■ Dataset extract
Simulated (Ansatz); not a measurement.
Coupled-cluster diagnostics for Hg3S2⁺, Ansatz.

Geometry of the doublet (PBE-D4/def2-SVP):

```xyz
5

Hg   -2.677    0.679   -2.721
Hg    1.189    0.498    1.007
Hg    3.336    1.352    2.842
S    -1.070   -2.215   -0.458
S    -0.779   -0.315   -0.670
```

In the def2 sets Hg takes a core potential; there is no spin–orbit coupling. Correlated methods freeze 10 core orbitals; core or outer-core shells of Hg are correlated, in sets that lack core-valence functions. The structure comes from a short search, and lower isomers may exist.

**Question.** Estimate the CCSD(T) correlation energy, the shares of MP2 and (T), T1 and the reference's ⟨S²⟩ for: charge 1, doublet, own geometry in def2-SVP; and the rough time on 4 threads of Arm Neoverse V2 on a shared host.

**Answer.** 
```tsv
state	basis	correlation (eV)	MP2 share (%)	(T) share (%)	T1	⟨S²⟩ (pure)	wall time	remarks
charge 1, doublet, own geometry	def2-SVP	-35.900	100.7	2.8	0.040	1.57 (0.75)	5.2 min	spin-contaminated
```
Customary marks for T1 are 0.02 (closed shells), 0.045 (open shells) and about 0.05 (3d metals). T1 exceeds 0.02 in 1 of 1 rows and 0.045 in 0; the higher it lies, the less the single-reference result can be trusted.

■ Assignment
Print only these lines, please. They run from the start of the entries above to the line containing "In the def2", both ends included, and must match exactly.

■ Answer section
Simulated (Ansatz); not a measurement.
Coupled-cluster diagnostics for Hg3S2⁺, Ansatz.

Geometry of the doublet (PBE-D4/def2-SVP):

```xyz
5

Hg   -2.677    0.679   -2.721
Hg    1.189    0.498    1.007
Hg    3.336    1.352    2.842
S    -1.070   -2.215   -0.458
S    -0.779   -0.315   -0.670
```

In the def2 sets Hg takes a core potential; there is no spin–orbit coupling. Correlated methods freeze 10 core orbitals; core or outer-core shells of Hg are correlated, in sets that lack core-valence functions. The structure comes from a short search, and lower isomers may exist.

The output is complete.